**Activity**.
Below are the records; give again exactly the line with "55.9 | 0.39 | 6 |", the line with "Result: E(σ→0) error", and each line that lies between them, and nothing besides.

**Extracted data**.
═══

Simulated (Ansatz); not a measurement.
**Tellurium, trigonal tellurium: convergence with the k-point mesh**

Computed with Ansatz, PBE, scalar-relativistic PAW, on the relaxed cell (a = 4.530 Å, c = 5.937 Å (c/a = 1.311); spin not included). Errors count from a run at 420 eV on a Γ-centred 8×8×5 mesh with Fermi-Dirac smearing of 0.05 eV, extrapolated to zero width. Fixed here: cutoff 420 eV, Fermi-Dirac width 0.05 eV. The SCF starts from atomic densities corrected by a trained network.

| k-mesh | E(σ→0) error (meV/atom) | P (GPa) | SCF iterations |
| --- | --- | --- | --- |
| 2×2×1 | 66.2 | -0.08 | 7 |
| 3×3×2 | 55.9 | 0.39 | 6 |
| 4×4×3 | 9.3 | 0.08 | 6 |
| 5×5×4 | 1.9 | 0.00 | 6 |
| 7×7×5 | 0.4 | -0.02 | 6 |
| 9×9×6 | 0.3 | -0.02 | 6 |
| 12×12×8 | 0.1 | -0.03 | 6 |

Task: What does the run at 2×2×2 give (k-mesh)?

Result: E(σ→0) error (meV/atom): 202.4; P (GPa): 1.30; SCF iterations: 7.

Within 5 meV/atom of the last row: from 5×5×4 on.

═══

**Problem solution**.
| 3×3×2 | 55.9 | 0.39 | 6 |
| 4×4×3 | 9.3 | 0.08 | 6 |
| 5×5×4 | 1.9 | 0.00 | 6 |
| 7×7×5 | 0.4 | -0.02 | 6 |
| 9×9×6 | 0.3 | -0.02 | 6 |
| 12×12×8 | 0.1 | -0.03 | 6 |

Task: What does the run at 2×2×2 give (k-mesh)?

Result: E(σ→0) error (meV/atom): 202.4; P (GPa): 1.30; SCF iterations: 7.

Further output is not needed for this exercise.